-- Action item --
Within the data that follows, set down exactly the lines from the one containing "Distant atoms are" through the one containing "Q: Classify the", both ends included.

-- Material provided --
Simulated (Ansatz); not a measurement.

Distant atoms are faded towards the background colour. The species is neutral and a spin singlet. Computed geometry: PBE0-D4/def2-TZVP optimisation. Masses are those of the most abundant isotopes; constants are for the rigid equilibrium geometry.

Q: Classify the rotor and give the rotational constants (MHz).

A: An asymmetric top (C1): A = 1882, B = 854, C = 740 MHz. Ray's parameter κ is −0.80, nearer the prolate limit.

-- Expected answer --
Distant atoms are faded towards the background colour. The species is neutral and a spin singlet. Computed geometry: PBE0-D4/def2-TZVP optimisation. Masses are those of the most abundant isotopes; constants are for the rigid equilibrium geometry.

Q: Classify the rotor and give the rotational constants (MHz).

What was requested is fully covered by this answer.